• Activity:
Copy out the data that follows exactly, leaving out no line.

• Record excerpts:
----------

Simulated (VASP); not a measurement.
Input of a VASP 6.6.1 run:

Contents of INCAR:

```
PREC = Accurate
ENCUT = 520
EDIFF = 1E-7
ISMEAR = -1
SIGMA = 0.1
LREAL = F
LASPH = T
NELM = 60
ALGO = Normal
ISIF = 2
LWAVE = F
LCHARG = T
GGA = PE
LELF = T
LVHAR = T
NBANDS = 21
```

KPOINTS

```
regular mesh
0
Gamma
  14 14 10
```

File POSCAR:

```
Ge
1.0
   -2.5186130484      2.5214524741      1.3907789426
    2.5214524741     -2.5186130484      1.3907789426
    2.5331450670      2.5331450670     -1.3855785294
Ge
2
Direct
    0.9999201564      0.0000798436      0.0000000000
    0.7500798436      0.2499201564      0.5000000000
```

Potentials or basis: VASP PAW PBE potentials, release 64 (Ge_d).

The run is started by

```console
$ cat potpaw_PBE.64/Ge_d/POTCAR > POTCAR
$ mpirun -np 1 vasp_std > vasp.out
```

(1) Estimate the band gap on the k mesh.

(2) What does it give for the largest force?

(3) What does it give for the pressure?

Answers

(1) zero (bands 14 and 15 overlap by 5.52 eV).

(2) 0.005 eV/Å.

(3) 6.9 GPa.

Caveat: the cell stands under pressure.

----------

• Response area:
Simulated (VASP); not a measurement.
Input of a VASP 6.6.1 run:

Contents of INCAR:

```
PREC = Accurate
ENCUT = 520
EDIFF = 1E-7
ISMEAR = -1
SIGMA = 0.1
LREAL = F
LASPH = T
NELM = 60
ALGO = Normal
ISIF = 2
LWAVE = F
LCHARG = T
GGA = PE
LELF = T
LVHAR = T
NBANDS = 21
```

KPOINTS

```
regular mesh
0
Gamma
  14 14 10
```

File POSCAR:

```
Ge
1.0
   -2.5186130484      2.5214524741      1.3907789426
    2.5214524741     -2.5186130484      1.3907789426
    2.5331450670      2.5331450670     -1.3855785294
Ge
2
Direct
    0.9999201564      0.0000798436      0.0000000000
    0.7500798436      0.2499201564      0.5000000000
```

Potentials or basis: VASP PAW PBE potentials, release 64 (Ge_d).

The run is started by

```console
$ cat potpaw_PBE.64/Ge_d/POTCAR > POTCAR
$ mpirun -np 1 vasp_std > vasp.out
```

(1) Estimate the band gap on the k mesh.

(2) What does it give for the largest force?

(3) What does it give for the pressure?

Answers

(1) zero (bands 14 and 15 overlap by 5.52 eV).

(2) 0.005 eV/Å.

(3) 6.9 GPa.

Caveat: the cell stands under pressure.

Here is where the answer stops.